Look through the data below and extract, unchanged, the lines from the one that contains "VASP | Ansatz |" to the one that contains "from the codes.", both included.

_____

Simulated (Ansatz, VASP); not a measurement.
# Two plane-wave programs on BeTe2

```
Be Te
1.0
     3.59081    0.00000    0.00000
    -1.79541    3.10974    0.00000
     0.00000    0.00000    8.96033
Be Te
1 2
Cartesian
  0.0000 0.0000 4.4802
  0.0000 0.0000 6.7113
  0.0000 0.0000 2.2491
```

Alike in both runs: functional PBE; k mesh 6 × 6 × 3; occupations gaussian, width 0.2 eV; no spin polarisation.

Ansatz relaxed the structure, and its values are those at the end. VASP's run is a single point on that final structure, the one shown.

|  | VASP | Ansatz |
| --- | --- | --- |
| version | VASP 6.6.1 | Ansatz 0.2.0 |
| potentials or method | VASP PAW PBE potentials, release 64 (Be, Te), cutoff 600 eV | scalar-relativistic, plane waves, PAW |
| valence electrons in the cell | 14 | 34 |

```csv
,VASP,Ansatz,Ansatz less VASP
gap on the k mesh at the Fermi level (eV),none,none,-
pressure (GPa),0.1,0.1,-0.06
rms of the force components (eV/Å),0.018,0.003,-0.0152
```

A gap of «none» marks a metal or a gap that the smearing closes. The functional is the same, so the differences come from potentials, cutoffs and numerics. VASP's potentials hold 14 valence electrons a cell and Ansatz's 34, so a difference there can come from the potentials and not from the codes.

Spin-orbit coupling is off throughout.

_____

* EXERCISE RESULT:
|  | VASP | Ansatz |
| --- | --- | --- |
| version | VASP 6.6.1 | Ansatz 0.2.0 |
| potentials or method | VASP PAW PBE potentials, release 64 (Be, Te), cutoff 600 eV | scalar-relativistic, plane waves, PAW |
| valence electrons in the cell | 14 | 34 |

```csv
,VASP,Ansatz,Ansatz less VASP
gap on the k mesh at the Fermi level (eV),none,none,-
pressure (GPa),0.1,0.1,-0.06
rms of the force components (eV/Å),0.018,0.003,-0.0152
```

A gap of «none» marks a metal or a gap that the smearing closes. The functional is the same, so the differences come from potentials, cutoffs and numerics. VASP's potentials hold 14 valence electrons a cell and Ansatz's 34, so a difference there can come from the potentials and not from the codes.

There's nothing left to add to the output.